--- START ---

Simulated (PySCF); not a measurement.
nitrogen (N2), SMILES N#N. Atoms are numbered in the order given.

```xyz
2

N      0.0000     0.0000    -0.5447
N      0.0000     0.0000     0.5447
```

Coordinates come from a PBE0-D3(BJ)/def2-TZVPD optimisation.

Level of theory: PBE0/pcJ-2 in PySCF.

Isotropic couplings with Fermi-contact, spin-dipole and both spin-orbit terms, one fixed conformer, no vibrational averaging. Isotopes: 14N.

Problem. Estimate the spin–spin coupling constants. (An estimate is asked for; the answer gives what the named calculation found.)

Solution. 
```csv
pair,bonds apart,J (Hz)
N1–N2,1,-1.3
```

--- END ---

**Work task**. Word for word, reproduce all of the material shown above.

**Reply**.
Simulated (PySCF); not a measurement.
nitrogen (N2), SMILES N#N. Atoms are numbered in the order given.

```xyz
2

N      0.0000     0.0000    -0.5447
N      0.0000     0.0000     0.5447
```

Coordinates come from a PBE0-D3(BJ)/def2-TZVPD optimisation.

Level of theory: PBE0/pcJ-2 in PySCF.

Isotropic couplings with Fermi-contact, spin-dipole and both spin-orbit terms, one fixed conformer, no vibrational averaging. Isotopes: 14N.

Problem. Estimate the spin–spin coupling constants. (An estimate is asked for; the answer gives what the named calculation found.)

Solution. 
```csv
pair,bonds apart,J (Hz)
N1–N2,1,-1.3
```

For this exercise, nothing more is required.